(Assignment): Please output every entry below precisely as written.

(Extracted entries):
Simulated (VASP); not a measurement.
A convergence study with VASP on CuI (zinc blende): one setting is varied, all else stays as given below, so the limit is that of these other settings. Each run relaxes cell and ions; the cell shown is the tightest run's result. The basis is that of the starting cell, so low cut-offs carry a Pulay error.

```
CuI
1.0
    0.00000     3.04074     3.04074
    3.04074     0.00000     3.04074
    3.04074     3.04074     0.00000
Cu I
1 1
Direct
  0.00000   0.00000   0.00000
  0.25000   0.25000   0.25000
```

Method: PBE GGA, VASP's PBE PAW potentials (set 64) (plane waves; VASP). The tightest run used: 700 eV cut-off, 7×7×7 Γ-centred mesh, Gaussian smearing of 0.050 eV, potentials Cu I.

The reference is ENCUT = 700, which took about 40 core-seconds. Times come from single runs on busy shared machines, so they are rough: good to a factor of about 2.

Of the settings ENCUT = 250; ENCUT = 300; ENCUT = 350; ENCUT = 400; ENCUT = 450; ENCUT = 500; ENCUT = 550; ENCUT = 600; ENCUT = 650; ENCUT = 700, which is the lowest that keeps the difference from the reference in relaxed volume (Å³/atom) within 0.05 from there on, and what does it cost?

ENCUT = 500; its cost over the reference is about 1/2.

(Reply):
Simulated (VASP); not a measurement.
A convergence study with VASP on CuI (zinc blende): one setting is varied, all else stays as given below, so the limit is that of these other settings. Each run relaxes cell and ions; the cell shown is the tightest run's result. The basis is that of the starting cell, so low cut-offs carry a Pulay error.

```
CuI
1.0
    0.00000     3.04074     3.04074
    3.04074     0.00000     3.04074
    3.04074     3.04074     0.00000
Cu I
1 1
Direct
  0.00000   0.00000   0.00000
  0.25000   0.25000   0.25000
```

Method: PBE GGA, VASP's PBE PAW potentials (set 64) (plane waves; VASP). The tightest run used: 700 eV cut-off, 7×7×7 Γ-centred mesh, Gaussian smearing of 0.050 eV, potentials Cu I.

The reference is ENCUT = 700, which took about 40 core-seconds. Times come from single runs on busy shared machines, so they are rough: good to a factor of about 2.

Of the settings ENCUT = 250; ENCUT = 300; ENCUT = 350; ENCUT = 400; ENCUT = 450; ENCUT = 500; ENCUT = 550; ENCUT = 600; ENCUT = 650; ENCUT = 700, which is the lowest that keeps the difference from the reference in relaxed volume (Å³/atom) within 0.05 from there on, and what does it cost?

ENCUT = 500; its cost over the reference is about 1/2.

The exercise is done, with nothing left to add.